Print exactly what the entries say, line by line, from the first line down to the one with "Q: How do energy, volume", inclusive.

= Beginning of Section =

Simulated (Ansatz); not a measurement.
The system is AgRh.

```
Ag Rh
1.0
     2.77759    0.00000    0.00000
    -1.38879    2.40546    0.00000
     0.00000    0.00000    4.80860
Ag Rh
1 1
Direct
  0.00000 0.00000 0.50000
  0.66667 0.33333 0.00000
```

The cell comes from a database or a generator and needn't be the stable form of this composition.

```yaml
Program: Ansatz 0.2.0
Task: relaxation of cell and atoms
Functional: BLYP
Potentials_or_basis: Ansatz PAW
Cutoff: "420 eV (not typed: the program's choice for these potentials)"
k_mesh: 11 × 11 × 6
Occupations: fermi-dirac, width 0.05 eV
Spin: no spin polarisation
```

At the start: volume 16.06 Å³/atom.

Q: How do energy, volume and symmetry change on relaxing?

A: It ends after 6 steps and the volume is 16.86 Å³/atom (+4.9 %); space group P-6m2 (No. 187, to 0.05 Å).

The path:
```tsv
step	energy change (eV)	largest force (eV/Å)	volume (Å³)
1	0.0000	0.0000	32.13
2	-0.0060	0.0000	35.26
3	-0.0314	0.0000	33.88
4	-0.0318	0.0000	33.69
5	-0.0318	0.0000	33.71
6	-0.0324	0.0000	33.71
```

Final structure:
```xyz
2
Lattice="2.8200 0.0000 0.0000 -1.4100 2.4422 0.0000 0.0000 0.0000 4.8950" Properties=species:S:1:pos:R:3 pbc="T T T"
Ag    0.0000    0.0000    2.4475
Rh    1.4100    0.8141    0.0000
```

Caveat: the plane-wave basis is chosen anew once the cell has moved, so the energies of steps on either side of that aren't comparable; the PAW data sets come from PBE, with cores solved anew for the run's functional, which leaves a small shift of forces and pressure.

= End of Section =

Task answer:
Simulated (Ansatz); not a measurement.
The system is AgRh.

```
Ag Rh
1.0
     2.77759    0.00000    0.00000
    -1.38879    2.40546    0.00000
     0.00000    0.00000    4.80860
Ag Rh
1 1
Direct
  0.00000 0.00000 0.50000
  0.66667 0.33333 0.00000
```

The cell comes from a database or a generator and needn't be the stable form of this composition.

```yaml
Program: Ansatz 0.2.0
Task: relaxation of cell and atoms
Functional: BLYP
Potentials_or_basis: Ansatz PAW
Cutoff: "420 eV (not typed: the program's choice for these potentials)"
k_mesh: 11 × 11 × 6
Occupations: fermi-dirac, width 0.05 eV
Spin: no spin polarisation
```

At the start: volume 16.06 Å³/atom.

Q: How do energy, volume and symmetry change on relaxing?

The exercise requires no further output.